[Opening Exercise data section]

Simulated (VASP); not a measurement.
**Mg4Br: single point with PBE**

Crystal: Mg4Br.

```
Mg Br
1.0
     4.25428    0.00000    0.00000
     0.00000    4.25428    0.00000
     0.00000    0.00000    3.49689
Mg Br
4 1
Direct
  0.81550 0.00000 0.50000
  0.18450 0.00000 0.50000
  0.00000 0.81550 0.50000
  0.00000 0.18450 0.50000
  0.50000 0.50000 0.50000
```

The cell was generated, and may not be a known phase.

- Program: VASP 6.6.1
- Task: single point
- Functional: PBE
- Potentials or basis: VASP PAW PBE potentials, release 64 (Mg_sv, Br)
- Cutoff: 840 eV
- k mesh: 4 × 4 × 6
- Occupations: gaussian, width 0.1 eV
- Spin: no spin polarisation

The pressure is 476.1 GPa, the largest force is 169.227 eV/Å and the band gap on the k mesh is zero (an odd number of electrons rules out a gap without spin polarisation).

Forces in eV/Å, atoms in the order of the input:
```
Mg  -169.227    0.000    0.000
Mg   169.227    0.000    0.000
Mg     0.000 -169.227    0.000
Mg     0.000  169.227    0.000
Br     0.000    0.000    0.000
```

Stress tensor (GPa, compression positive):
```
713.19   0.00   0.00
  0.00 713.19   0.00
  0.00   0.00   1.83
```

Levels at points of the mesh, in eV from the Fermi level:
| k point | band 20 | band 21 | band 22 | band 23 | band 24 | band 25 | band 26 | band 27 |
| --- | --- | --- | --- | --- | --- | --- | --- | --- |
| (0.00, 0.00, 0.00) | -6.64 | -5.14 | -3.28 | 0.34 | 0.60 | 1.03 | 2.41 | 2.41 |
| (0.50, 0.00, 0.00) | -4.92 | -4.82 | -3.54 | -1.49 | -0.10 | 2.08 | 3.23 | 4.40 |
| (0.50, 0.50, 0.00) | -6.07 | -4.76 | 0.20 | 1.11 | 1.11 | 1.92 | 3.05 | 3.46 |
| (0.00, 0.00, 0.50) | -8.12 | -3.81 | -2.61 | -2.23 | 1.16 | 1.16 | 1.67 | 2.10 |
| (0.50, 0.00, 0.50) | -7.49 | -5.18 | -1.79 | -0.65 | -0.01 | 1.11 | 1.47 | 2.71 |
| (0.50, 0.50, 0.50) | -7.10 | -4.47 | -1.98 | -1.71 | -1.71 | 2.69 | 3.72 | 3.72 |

[Closing Exercise data section]

#### Assigned task:
Go through the data above from its first line and copy each line exactly, stopping once the line with "1.47 | 2.71 |" has been copied.

#### Task answer:
Simulated (VASP); not a measurement.
**Mg4Br: single point with PBE**

Crystal: Mg4Br.

```
Mg Br
1.0
     4.25428    0.00000    0.00000
     0.00000    4.25428    0.00000
     0.00000    0.00000    3.49689
Mg Br
4 1
Direct
  0.81550 0.00000 0.50000
  0.18450 0.00000 0.50000
  0.00000 0.81550 0.50000
  0.00000 0.18450 0.50000
  0.50000 0.50000 0.50000
```

The cell was generated, and may not be a known phase.

- Program: VASP 6.6.1
- Task: single point
- Functional: PBE
- Potentials or basis: VASP PAW PBE potentials, release 64 (Mg_sv, Br)
- Cutoff: 840 eV
- k mesh: 4 × 4 × 6
- Occupations: gaussian, width 0.1 eV
- Spin: no spin polarisation

The pressure is 476.1 GPa, the largest force is 169.227 eV/Å and the band gap on the k mesh is zero (an odd number of electrons rules out a gap without spin polarisation).

Forces in eV/Å, atoms in the order of the input:
```
Mg  -169.227    0.000    0.000
Mg   169.227    0.000    0.000
Mg     0.000 -169.227    0.000
Mg     0.000  169.227    0.000
Br     0.000    0.000    0.000
```

Stress tensor (GPa, compression positive):
```
713.19   0.00   0.00
  0.00 713.19   0.00
  0.00   0.00   1.83
```

Levels at points of the mesh, in eV from the Fermi level:
| k point | band 20 | band 21 | band 22 | band 23 | band 24 | band 25 | band 26 | band 27 |
| --- | --- | --- | --- | --- | --- | --- | --- | --- |
| (0.00, 0.00, 0.00) | -6.64 | -5.14 | -3.28 | 0.34 | 0.60 | 1.03 | 2.41 | 2.41 |
| (0.50, 0.00, 0.00) | -4.92 | -4.82 | -3.54 | -1.49 | -0.10 | 2.08 | 3.23 | 4.40 |
| (0.50, 0.50, 0.00) | -6.07 | -4.76 | 0.20 | 1.11 | 1.11 | 1.92 | 3.05 | 3.46 |
| (0.00, 0.00, 0.50) | -8.12 | -3.81 | -2.61 | -2.23 | 1.16 | 1.16 | 1.67 | 2.10 |
| (0.50, 0.00, 0.50) | -7.49 | -5.18 | -1.79 | -0.65 | -0.01 | 1.11 | 1.47 | 2.71 |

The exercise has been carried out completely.